**Work item**
Please copy all of the records exactly, leaving nothing out.

---+---

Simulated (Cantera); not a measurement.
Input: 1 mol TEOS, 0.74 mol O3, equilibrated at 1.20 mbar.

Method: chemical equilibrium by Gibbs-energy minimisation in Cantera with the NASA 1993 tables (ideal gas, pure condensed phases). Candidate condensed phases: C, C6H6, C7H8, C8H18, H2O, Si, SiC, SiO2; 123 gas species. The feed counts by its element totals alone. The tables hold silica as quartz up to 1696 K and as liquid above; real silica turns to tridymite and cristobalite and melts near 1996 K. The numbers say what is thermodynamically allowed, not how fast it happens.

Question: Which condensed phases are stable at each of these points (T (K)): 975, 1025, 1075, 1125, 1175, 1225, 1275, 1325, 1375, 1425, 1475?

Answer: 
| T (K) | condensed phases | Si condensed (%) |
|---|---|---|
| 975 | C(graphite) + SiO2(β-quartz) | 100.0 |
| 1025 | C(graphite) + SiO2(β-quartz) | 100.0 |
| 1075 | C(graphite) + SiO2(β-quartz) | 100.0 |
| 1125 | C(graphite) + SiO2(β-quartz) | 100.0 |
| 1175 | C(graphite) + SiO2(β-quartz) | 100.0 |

---+---

**Response box**
Simulated (Cantera); not a measurement.
Input: 1 mol TEOS, 0.74 mol O3, equilibrated at 1.20 mbar.

Method: chemical equilibrium by Gibbs-energy minimisation in Cantera with the NASA 1993 tables (ideal gas, pure condensed phases). Candidate condensed phases: C, C6H6, C7H8, C8H18, H2O, Si, SiC, SiO2; 123 gas species. The feed counts by its element totals alone. The tables hold silica as quartz up to 1696 K and as liquid above; real silica turns to tridymite and cristobalite and melts near 1996 K. The numbers say what is thermodynamically allowed, not how fast it happens.

Question: Which condensed phases are stable at each of these points (T (K)): 975, 1025, 1075, 1125, 1175, 1225, 1275, 1325, 1375, 1425, 1475?

Answer: 
| T (K) | condensed phases | Si condensed (%) |
|---|---|---|
| 975 | C(graphite) + SiO2(β-quartz) | 100.0 |
| 1025 | C(graphite) + SiO2(β-quartz) | 100.0 |
| 1075 | C(graphite) + SiO2(β-quartz) | 100.0 |
| 1125 | C(graphite) + SiO2(β-quartz) | 100.0 |
| 1175 | C(graphite) + SiO2(β-quartz) | 100.0 |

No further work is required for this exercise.